◆ **Extracted entries**
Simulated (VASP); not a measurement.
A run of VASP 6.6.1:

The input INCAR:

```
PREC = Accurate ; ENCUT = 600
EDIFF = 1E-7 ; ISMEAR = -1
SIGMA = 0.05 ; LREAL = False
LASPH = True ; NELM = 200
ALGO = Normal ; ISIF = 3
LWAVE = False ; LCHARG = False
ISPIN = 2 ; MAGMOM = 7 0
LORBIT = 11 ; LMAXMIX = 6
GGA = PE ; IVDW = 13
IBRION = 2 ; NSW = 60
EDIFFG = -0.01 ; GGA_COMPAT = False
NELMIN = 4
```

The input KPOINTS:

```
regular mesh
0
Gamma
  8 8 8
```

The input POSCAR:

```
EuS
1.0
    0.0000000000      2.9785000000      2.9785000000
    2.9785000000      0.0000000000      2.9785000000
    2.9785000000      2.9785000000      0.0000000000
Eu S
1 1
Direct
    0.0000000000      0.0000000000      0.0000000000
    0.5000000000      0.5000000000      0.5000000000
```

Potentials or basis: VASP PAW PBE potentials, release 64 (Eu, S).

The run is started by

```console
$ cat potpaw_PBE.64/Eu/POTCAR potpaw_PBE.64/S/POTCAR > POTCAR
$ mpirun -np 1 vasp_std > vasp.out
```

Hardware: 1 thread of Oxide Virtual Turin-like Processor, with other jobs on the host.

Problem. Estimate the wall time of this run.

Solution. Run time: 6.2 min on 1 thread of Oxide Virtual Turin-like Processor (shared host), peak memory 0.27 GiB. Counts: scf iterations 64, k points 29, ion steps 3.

◆ **Work item**
Above are the entries. Copy exactly the part that opens with the line containing "Potentials or basis: VASP" and closes with the line containing "Problem. Estimate the wall time of this run.", and no more.

◆ **Written reply**
Potentials or basis: VASP PAW PBE potentials, release 64 (Eu, S).

The run is started by

```console
$ cat potpaw_PBE.64/Eu/POTCAR potpaw_PBE.64/S/POTCAR > POTCAR
$ mpirun -np 1 vasp_std > vasp.out
```

Hardware: 1 thread of Oxide Virtual Turin-like Processor, with other jobs on the host.

Problem. Estimate the wall time of this run.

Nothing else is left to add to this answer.